Task item » For every line in the material, print that line exactly.

Information shown »
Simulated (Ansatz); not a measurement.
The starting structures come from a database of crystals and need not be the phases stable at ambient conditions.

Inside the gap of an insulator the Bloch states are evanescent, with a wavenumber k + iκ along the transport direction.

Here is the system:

Task response »
Simulated (Ansatz); not a measurement.
The starting structures come from a database of crystals and need not be the phases stable at ambient conditions.

Inside the gap of an insulator the Bloch states are evanescent, with a wavenumber k + iκ along the transport direction.

Here is the system:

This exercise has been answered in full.